*** Entries shown
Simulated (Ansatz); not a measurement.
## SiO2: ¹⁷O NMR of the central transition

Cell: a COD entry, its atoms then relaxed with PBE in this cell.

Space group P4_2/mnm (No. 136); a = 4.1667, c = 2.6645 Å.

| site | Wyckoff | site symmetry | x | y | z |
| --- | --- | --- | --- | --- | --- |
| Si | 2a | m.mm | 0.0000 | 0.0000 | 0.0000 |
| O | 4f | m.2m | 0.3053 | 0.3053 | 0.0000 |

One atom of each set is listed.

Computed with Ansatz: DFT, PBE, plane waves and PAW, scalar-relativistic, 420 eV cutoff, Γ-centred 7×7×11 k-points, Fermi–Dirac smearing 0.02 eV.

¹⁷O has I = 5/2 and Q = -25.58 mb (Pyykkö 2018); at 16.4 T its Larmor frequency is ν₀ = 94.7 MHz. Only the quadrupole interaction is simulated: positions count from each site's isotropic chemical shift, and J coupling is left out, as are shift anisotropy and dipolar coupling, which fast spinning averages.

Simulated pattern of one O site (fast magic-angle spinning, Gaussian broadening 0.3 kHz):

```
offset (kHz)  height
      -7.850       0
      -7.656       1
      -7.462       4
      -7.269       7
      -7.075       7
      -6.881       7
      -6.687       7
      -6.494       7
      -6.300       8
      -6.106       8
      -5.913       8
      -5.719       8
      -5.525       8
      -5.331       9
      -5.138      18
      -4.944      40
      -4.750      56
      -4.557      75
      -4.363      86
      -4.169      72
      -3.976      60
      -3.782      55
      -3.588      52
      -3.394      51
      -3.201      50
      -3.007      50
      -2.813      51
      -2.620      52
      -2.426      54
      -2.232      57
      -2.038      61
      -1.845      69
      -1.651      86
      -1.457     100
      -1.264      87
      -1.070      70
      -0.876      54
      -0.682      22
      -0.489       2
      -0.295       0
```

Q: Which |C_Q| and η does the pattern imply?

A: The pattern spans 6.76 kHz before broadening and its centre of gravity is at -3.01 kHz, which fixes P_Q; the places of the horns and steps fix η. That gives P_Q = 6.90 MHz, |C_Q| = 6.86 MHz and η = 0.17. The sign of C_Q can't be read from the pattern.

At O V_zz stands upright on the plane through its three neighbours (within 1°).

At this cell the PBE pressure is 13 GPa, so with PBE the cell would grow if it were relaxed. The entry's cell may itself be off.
******

### Work instruction
Where the listing above reaches the line that contains "A: The pattern", start retyping, and finish with the line that contains "At O V_zz stands"; reproduce those lines exactly and no others.

### Written answer
A: The pattern spans 6.76 kHz before broadening and its centre of gravity is at -3.01 kHz, which fixes P_Q; the places of the horns and steps fix η. That gives P_Q = 6.90 MHz, |C_Q| = 6.86 MHz and η = 0.17. The sign of C_Q can't be read from the pattern.

At O V_zz stands upright on the plane through its three neighbours (within 1°).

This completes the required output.